- _Supplied information_
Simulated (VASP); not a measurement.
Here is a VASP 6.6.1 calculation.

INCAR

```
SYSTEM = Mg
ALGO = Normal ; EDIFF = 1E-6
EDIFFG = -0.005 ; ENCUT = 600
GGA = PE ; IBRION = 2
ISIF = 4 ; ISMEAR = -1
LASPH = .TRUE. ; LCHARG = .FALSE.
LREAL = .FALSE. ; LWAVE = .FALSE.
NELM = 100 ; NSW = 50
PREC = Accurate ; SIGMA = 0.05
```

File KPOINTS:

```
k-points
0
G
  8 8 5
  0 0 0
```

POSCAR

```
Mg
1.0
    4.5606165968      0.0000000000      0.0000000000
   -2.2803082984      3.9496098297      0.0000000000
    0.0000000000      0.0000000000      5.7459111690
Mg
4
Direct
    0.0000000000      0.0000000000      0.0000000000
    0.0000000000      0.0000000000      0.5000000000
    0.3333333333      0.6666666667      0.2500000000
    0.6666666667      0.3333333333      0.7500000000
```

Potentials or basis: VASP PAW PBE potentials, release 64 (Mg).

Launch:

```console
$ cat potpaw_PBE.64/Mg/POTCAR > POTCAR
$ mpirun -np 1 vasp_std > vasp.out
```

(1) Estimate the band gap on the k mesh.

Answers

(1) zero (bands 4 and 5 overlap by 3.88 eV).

- _Work order_
Retype the listing above exactly as it appears.

- _Answer box_
Simulated (VASP); not a measurement.
Here is a VASP 6.6.1 calculation.

INCAR

```
SYSTEM = Mg
ALGO = Normal ; EDIFF = 1E-6
EDIFFG = -0.005 ; ENCUT = 600
GGA = PE ; IBRION = 2
ISIF = 4 ; ISMEAR = -1
LASPH = .TRUE. ; LCHARG = .FALSE.
LREAL = .FALSE. ; LWAVE = .FALSE.
NELM = 100 ; NSW = 50
PREC = Accurate ; SIGMA = 0.05
```

File KPOINTS:

```
k-points
0
G
  8 8 5
  0 0 0
```

POSCAR

```
Mg
1.0
    4.5606165968      0.0000000000      0.0000000000
   -2.2803082984      3.9496098297      0.0000000000
    0.0000000000      0.0000000000      5.7459111690
Mg
4
Direct
    0.0000000000      0.0000000000      0.0000000000
    0.0000000000      0.0000000000      0.5000000000
    0.3333333333      0.6666666667      0.2500000000
    0.6666666667      0.3333333333      0.7500000000
```

Potentials or basis: VASP PAW PBE potentials, release 64 (Mg).

Launch:

```console
$ cat potpaw_PBE.64/Mg/POTCAR > POTCAR
$ mpirun -np 1 vasp_std > vasp.out
```

(1) Estimate the band gap on the k mesh.

Answers

(1) zero (bands 4 and 5 overlap by 3.88 eV).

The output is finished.